Copy the records below exactly as they are written.

* Given data
>>>
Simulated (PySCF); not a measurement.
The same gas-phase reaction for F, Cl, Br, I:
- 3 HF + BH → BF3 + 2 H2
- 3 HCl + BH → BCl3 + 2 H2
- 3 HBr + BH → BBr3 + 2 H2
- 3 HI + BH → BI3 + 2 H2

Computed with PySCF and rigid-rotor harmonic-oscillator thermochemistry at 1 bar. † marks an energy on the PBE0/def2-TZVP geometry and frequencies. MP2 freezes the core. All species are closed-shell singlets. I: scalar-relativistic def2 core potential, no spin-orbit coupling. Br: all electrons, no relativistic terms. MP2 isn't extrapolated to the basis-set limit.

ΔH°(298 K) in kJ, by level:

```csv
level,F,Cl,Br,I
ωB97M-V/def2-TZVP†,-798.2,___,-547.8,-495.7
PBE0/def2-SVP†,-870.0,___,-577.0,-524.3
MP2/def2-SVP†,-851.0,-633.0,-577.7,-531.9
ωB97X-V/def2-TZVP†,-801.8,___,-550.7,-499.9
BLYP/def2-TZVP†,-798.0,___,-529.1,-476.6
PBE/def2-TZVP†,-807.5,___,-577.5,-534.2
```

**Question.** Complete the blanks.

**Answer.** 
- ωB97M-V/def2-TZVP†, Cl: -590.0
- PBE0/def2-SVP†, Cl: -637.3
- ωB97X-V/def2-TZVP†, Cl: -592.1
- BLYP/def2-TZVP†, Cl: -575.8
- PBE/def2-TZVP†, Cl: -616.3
<<<

* Answer space
Simulated (PySCF); not a measurement.
The same gas-phase reaction for F, Cl, Br, I:
- 3 HF + BH → BF3 + 2 H2
- 3 HCl + BH → BCl3 + 2 H2
- 3 HBr + BH → BBr3 + 2 H2
- 3 HI + BH → BI3 + 2 H2

Computed with PySCF and rigid-rotor harmonic-oscillator thermochemistry at 1 bar. † marks an energy on the PBE0/def2-TZVP geometry and frequencies. MP2 freezes the core. All species are closed-shell singlets. I: scalar-relativistic def2 core potential, no spin-orbit coupling. Br: all electrons, no relativistic terms. MP2 isn't extrapolated to the basis-set limit.

ΔH°(298 K) in kJ, by level:

```csv
level,F,Cl,Br,I
ωB97M-V/def2-TZVP†,-798.2,___,-547.8,-495.7
PBE0/def2-SVP†,-870.0,___,-577.0,-524.3
MP2/def2-SVP†,-851.0,-633.0,-577.7,-531.9
ωB97X-V/def2-TZVP†,-801.8,___,-550.7,-499.9
BLYP/def2-TZVP†,-798.0,___,-529.1,-476.6
PBE/def2-TZVP†,-807.5,___,-577.5,-534.2
```

**Question.** Complete the blanks.

**Answer.** 
- ωB97M-V/def2-TZVP†, Cl: -590.0
- PBE0/def2-SVP†, Cl: -637.3
- ωB97X-V/def2-TZVP†, Cl: -592.1
- BLYP/def2-TZVP†, Cl: -575.8
- PBE/def2-TZVP†, Cl: -616.3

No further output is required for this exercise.